TASK ITEM:
Your task is to copy the stretch of lines in the records below that begins with the line containing "- smearing width: 0.1 eV" and ends with the line containing "- stress xy: 1.23 GPa", exactly as written, with nothing added.

------------------------------------------------
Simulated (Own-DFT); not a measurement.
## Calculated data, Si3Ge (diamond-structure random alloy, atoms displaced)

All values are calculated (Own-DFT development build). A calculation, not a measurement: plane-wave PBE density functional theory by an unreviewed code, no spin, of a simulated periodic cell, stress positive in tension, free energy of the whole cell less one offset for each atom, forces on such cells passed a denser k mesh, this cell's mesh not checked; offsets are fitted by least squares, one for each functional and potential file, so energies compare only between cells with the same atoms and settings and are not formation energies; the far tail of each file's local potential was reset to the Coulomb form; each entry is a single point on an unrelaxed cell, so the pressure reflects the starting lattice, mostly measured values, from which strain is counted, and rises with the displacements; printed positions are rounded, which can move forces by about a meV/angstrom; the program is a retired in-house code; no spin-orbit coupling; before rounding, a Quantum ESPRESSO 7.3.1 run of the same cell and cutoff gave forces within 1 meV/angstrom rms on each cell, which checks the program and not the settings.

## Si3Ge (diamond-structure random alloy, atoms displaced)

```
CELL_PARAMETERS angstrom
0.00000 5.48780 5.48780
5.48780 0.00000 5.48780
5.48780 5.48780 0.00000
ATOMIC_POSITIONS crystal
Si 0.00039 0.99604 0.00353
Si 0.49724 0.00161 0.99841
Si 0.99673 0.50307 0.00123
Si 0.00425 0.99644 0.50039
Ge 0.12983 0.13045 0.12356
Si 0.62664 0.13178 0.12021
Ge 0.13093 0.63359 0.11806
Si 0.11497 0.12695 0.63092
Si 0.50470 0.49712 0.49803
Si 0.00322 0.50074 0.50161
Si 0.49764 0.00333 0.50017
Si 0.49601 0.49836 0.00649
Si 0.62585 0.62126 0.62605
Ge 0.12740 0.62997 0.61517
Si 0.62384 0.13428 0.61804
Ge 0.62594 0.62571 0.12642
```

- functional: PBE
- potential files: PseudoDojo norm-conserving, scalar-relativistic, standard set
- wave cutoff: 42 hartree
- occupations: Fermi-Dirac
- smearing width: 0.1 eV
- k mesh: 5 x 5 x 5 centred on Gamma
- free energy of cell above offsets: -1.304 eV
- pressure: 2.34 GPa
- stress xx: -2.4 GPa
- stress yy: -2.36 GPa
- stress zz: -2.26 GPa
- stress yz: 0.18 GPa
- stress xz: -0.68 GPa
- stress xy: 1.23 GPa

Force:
------------------------------------------------

TASK ANSWER:
- smearing width: 0.1 eV
- k mesh: 5 x 5 x 5 centred on Gamma
- free energy of cell above offsets: -1.304 eV
- pressure: 2.34 GPa
- stress xx: -2.4 GPa
- stress yy: -2.36 GPa
- stress zz: -2.26 GPa
- stress yz: 0.18 GPa
- stress xz: -0.68 GPa
- stress xy: 1.23 GPa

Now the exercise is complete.